_ASSIGNMENT_: The whole listing is to be returned exactly.

*** Opening of EXTRACTED MATERIAL ***

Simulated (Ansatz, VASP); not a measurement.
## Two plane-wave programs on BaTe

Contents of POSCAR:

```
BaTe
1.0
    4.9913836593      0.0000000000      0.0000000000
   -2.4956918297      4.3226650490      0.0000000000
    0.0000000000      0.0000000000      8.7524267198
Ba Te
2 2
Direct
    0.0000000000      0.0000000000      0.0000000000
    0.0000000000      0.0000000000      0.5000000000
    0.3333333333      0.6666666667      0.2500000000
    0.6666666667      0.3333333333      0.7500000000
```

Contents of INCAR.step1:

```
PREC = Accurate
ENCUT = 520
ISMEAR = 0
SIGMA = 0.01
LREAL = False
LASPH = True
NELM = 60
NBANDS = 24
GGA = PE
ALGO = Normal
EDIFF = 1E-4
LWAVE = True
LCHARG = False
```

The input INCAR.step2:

*** Close of EXTRACTED MATERIAL ***

_RESPONSE_:
Simulated (Ansatz, VASP); not a measurement.
## Two plane-wave programs on BaTe

Contents of POSCAR:

```
BaTe
1.0
    4.9913836593      0.0000000000      0.0000000000
   -2.4956918297      4.3226650490      0.0000000000
    0.0000000000      0.0000000000      8.7524267198
Ba Te
2 2
Direct
    0.0000000000      0.0000000000      0.0000000000
    0.0000000000      0.0000000000      0.5000000000
    0.3333333333      0.6666666667      0.2500000000
    0.6666666667      0.3333333333      0.7500000000
```

Contents of INCAR.step1:

```
PREC = Accurate
ENCUT = 520
ISMEAR = 0
SIGMA = 0.01
LREAL = False
LASPH = True
NELM = 60
NBANDS = 24
GGA = PE
ALGO = Normal
EDIFF = 1E-4
LWAVE = True
LCHARG = False
```

The input INCAR.step2:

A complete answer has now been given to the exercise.